### INFORMATION GIVEN:
· · · · · · ·

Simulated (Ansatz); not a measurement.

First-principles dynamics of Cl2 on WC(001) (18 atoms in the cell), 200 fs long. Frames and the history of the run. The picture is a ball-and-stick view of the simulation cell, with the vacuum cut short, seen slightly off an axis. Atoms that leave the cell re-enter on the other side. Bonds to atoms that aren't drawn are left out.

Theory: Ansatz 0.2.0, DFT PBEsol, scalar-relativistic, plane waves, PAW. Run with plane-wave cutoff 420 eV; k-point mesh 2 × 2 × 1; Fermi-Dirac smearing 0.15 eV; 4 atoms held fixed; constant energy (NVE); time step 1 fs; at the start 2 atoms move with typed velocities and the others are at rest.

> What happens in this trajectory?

· · · · · · ·

### WORK TASK:
Every record, copied exactly, is the expected answer.

### ANSWER BOX:
Simulated (Ansatz); not a measurement.

First-principles dynamics of Cl2 on WC(001) (18 atoms in the cell), 200 fs long. Frames and the history of the run. The picture is a ball-and-stick view of the simulation cell, with the vacuum cut short, seen slightly off an axis. Atoms that leave the cell re-enter on the other side. Bonds to atoms that aren't drawn are left out.

Theory: Ansatz 0.2.0, DFT PBEsol, scalar-relativistic, plane waves, PAW. Run with plane-wave cutoff 420 eV; k-point mesh 2 × 2 × 1; Fermi-Dirac smearing 0.15 eV; 4 atoms held fixed; constant energy (NVE); time step 1 fs; at the start 2 atoms move with typed velocities and the others are at rest.

> What happens in this trajectory?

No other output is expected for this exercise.